================

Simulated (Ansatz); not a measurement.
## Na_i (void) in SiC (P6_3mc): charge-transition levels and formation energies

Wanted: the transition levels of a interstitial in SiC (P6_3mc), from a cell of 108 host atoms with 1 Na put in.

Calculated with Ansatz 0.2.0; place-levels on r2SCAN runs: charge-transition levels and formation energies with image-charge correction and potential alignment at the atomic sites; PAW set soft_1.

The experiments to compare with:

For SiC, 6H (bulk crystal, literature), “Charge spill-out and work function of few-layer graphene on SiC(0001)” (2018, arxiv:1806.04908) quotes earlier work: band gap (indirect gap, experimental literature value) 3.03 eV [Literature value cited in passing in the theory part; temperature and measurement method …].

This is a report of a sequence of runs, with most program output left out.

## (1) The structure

================

Work order
Your response should consist of the full listing, repeated exactly.

Task result
Simulated (Ansatz); not a measurement.
## Na_i (void) in SiC (P6_3mc): charge-transition levels and formation energies

Wanted: the transition levels of a interstitial in SiC (P6_3mc), from a cell of 108 host atoms with 1 Na put in.

Calculated with Ansatz 0.2.0; place-levels on r2SCAN runs: charge-transition levels and formation energies with image-charge correction and potential alignment at the atomic sites; PAW set soft_1.

The experiments to compare with:

For SiC, 6H (bulk crystal, literature), “Charge spill-out and work function of few-layer graphene on SiC(0001)” (2018, arxiv:1806.04908) quotes earlier work: band gap (indirect gap, experimental literature value) 3.03 eV [Literature value cited in passing in the theory part; temperature and measurement method …].

This is a report of a sequence of runs, with most program output left out.

## (1) The structure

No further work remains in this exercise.